▶ [Requirement]:
The material is to be repeated exactly, from first line to last.

▶ [Entries supplied]:
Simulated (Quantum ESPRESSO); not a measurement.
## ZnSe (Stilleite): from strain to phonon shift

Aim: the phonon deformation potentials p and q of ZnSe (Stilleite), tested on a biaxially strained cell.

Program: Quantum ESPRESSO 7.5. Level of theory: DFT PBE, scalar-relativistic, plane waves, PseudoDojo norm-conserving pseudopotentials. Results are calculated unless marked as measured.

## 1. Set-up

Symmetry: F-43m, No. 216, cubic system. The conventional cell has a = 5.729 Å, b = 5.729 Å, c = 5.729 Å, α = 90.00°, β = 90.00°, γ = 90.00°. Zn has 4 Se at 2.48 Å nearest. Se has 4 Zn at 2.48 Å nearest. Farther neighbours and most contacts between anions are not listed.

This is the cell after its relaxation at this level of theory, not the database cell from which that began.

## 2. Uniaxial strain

▶ [Exercise result]:
Simulated (Quantum ESPRESSO); not a measurement.
## ZnSe (Stilleite): from strain to phonon shift

Aim: the phonon deformation potentials p and q of ZnSe (Stilleite), tested on a biaxially strained cell.

Program: Quantum ESPRESSO 7.5. Level of theory: DFT PBE, scalar-relativistic, plane waves, PseudoDojo norm-conserving pseudopotentials. Results are calculated unless marked as measured.

## 1. Set-up

Symmetry: F-43m, No. 216, cubic system. The conventional cell has a = 5.729 Å, b = 5.729 Å, c = 5.729 Å, α = 90.00°, β = 90.00°, γ = 90.00°. Zn has 4 Se at 2.48 Å nearest. Se has 4 Zn at 2.48 Å nearest. Farther neighbours and most contacts between anions are not listed.

This is the cell after its relaxation at this level of theory, not the database cell from which that began.

## 2. Uniaxial strain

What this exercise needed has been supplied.